**Given information**
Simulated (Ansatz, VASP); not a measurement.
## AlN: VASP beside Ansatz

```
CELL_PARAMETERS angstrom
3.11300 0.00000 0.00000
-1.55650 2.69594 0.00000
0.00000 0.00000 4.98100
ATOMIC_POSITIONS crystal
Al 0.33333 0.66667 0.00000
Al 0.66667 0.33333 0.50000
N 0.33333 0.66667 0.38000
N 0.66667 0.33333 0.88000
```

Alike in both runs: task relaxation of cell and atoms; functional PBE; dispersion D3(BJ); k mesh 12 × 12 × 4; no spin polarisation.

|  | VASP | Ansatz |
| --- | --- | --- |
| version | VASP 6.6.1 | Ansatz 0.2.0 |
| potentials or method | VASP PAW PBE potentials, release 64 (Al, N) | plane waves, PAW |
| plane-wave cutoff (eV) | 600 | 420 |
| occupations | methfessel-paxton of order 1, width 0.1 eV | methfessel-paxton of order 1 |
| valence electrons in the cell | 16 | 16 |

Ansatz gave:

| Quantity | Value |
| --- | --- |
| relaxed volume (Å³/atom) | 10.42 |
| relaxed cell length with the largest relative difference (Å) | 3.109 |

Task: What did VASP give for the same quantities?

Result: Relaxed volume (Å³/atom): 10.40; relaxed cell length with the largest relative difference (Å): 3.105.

**Activity**
All lines from the top of the data through the line containing "cell | 16 | 16 |" need to be retyped exactly, and nothing more.

**Exercise output**
Simulated (Ansatz, VASP); not a measurement.
## AlN: VASP beside Ansatz

```
CELL_PARAMETERS angstrom
3.11300 0.00000 0.00000
-1.55650 2.69594 0.00000
0.00000 0.00000 4.98100
ATOMIC_POSITIONS crystal
Al 0.33333 0.66667 0.00000
Al 0.66667 0.33333 0.50000
N 0.33333 0.66667 0.38000
N 0.66667 0.33333 0.88000
```

Alike in both runs: task relaxation of cell and atoms; functional PBE; dispersion D3(BJ); k mesh 12 × 12 × 4; no spin polarisation.

|  | VASP | Ansatz |
| --- | --- | --- |
| version | VASP 6.6.1 | Ansatz 0.2.0 |
| potentials or method | VASP PAW PBE potentials, release 64 (Al, N) | plane waves, PAW |
| plane-wave cutoff (eV) | 600 | 420 |
| occupations | methfessel-paxton of order 1, width 0.1 eV | methfessel-paxton of order 1 |
| valence electrons in the cell | 16 | 16 |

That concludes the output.